• [Given records]:
__________________________________________________
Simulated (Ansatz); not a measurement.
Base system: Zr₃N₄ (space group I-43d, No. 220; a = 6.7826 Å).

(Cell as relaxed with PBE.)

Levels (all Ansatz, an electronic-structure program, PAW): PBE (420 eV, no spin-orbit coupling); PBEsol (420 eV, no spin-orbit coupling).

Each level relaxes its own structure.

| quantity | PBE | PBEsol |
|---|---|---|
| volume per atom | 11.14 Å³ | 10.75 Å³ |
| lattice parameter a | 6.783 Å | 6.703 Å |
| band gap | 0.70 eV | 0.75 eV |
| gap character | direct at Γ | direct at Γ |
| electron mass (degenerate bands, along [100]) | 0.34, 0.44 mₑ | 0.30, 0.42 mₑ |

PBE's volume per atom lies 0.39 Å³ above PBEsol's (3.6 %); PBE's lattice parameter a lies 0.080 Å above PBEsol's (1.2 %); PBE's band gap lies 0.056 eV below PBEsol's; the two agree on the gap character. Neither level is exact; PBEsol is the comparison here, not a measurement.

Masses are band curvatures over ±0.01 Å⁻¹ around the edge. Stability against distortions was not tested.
__________________________________________________

• [Work item]: Retype exactly the lines from the start of the entries through the one with "PBE's volume per"; include both ends.

• [Written solution]:
Simulated (Ansatz); not a measurement.
Base system: Zr₃N₄ (space group I-43d, No. 220; a = 6.7826 Å).

(Cell as relaxed with PBE.)

Levels (all Ansatz, an electronic-structure program, PAW): PBE (420 eV, no spin-orbit coupling); PBEsol (420 eV, no spin-orbit coupling).

Each level relaxes its own structure.

| quantity | PBE | PBEsol |
|---|---|---|
| volume per atom | 11.14 Å³ | 10.75 Å³ |
| lattice parameter a | 6.783 Å | 6.703 Å |
| band gap | 0.70 eV | 0.75 eV |
| gap character | direct at Γ | direct at Γ |
| electron mass (degenerate bands, along [100]) | 0.34, 0.44 mₑ | 0.30, 0.42 mₑ |

PBE's volume per atom lies 0.39 Å³ above PBEsol's (3.6 %); PBE's lattice parameter a lies 0.080 Å above PBEsol's (1.2 %); PBE's band gap lies 0.056 eV below PBEsol's; the two agree on the gap character. Neither level is exact; PBEsol is the comparison here, not a measurement.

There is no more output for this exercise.